-- Opening Marker --

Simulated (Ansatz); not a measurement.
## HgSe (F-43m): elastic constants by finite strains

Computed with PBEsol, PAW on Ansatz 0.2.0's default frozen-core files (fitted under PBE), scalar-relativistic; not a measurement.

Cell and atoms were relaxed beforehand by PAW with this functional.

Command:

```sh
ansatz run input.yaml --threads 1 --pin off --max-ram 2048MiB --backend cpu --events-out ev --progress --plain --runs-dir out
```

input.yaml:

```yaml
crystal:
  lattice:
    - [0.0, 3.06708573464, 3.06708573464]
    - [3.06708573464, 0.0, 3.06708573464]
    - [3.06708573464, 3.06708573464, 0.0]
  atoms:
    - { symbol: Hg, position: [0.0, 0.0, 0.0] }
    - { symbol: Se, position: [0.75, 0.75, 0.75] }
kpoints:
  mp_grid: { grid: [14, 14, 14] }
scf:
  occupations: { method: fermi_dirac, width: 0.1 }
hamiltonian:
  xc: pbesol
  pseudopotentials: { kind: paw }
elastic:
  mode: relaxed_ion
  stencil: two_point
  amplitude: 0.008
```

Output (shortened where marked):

-- Closing Marker --

**Task item:**
Copy the entries exactly, leaving no line out.

**Task result:**
Simulated (Ansatz); not a measurement.
## HgSe (F-43m): elastic constants by finite strains

Computed with PBEsol, PAW on Ansatz 0.2.0's default frozen-core files (fitted under PBE), scalar-relativistic; not a measurement.

Cell and atoms were relaxed beforehand by PAW with this functional.

Command:

```sh
ansatz run input.yaml --threads 1 --pin off --max-ram 2048MiB --backend cpu --events-out ev --progress --plain --runs-dir out
```

input.yaml:

```yaml
crystal:
  lattice:
    - [0.0, 3.06708573464, 3.06708573464]
    - [3.06708573464, 0.0, 3.06708573464]
    - [3.06708573464, 3.06708573464, 0.0]
  atoms:
    - { symbol: Hg, position: [0.0, 0.0, 0.0] }
    - { symbol: Se, position: [0.75, 0.75, 0.75] }
kpoints:
  mp_grid: { grid: [14, 14, 14] }
scf:
  occupations: { method: fermi_dirac, width: 0.1 }
hamiltonian:
  xc: pbesol
  pseudopotentials: { kind: paw }
elastic:
  mode: relaxed_ion
  stencil: two_point
  amplitude: 0.008
```

Output (shortened where marked):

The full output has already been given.